#####

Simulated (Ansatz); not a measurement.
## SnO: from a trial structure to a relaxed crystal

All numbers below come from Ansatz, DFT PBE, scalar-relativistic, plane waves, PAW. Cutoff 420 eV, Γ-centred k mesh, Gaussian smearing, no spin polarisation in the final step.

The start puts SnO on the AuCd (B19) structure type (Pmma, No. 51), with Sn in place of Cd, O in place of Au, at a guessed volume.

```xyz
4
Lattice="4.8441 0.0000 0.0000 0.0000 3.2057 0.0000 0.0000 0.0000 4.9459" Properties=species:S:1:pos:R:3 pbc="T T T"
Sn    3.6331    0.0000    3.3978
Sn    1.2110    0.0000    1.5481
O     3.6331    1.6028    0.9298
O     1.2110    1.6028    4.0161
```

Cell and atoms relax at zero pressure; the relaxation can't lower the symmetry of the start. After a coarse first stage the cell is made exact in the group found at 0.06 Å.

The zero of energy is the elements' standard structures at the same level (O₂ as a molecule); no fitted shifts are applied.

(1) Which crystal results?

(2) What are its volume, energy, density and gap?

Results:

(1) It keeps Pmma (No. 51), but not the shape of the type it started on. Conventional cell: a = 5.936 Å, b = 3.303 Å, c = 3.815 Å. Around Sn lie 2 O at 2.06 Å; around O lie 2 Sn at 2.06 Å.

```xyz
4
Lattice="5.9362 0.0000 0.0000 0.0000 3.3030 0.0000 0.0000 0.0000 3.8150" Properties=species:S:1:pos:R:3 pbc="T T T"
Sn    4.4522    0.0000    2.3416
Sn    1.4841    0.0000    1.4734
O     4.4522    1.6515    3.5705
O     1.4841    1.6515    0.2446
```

#####

§ Assigned task: Everything from the line with "All numbers below" through the line with "(1) It keeps" in the listing above must be retyped exactly, with nothing added.

§ Answer space:
All numbers below come from Ansatz, DFT PBE, scalar-relativistic, plane waves, PAW. Cutoff 420 eV, Γ-centred k mesh, Gaussian smearing, no spin polarisation in the final step.

The start puts SnO on the AuCd (B19) structure type (Pmma, No. 51), with Sn in place of Cd, O in place of Au, at a guessed volume.

```xyz
4
Lattice="4.8441 0.0000 0.0000 0.0000 3.2057 0.0000 0.0000 0.0000 4.9459" Properties=species:S:1:pos:R:3 pbc="T T T"
Sn    3.6331    0.0000    3.3978
Sn    1.2110    0.0000    1.5481
O     3.6331    1.6028    0.9298
O     1.2110    1.6028    4.0161
```

Cell and atoms relax at zero pressure; the relaxation can't lower the symmetry of the start. After a coarse first stage the cell is made exact in the group found at 0.06 Å.

The zero of energy is the elements' standard structures at the same level (O₂ as a molecule); no fitted shifts are applied.

(1) Which crystal results?

(2) What are its volume, energy, density and gap?

Results:

(1) It keeps Pmma (No. 51), but not the shape of the type it started on. Conventional cell: a = 5.936 Å, b = 3.303 Å, c = 3.815 Å. Around Sn lie 2 O at 2.06 Å; around O lie 2 Sn at 2.06 Å.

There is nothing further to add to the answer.